DATASET EXCERPTS
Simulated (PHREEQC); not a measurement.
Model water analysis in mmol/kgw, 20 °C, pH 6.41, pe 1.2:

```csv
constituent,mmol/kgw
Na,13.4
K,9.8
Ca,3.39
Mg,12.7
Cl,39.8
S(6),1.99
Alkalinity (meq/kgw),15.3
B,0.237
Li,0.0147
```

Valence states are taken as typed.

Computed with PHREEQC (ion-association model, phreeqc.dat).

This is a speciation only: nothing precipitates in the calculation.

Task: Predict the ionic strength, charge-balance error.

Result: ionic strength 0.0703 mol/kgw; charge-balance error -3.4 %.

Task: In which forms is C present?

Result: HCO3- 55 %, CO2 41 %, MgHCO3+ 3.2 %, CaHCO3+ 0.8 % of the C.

REQUIREMENT
Write out the entries in full, exactly as given.

ANSWER SPACE
Simulated (PHREEQC); not a measurement.
Model water analysis in mmol/kgw, 20 °C, pH 6.41, pe 1.2:

```csv
constituent,mmol/kgw
Na,13.4
K,9.8
Ca,3.39
Mg,12.7
Cl,39.8
S(6),1.99
Alkalinity (meq/kgw),15.3
B,0.237
Li,0.0147
```

Valence states are taken as typed.

Computed with PHREEQC (ion-association model, phreeqc.dat).

This is a speciation only: nothing precipitates in the calculation.

Task: Predict the ionic strength, charge-balance error.

Result: ionic strength 0.0703 mol/kgw; charge-balance error -3.4 %.

Task: In which forms is C present?

Result: HCO3- 55 %, CO2 41 %, MgHCO3+ 3.2 %, CaHCO3+ 0.8 % of the C.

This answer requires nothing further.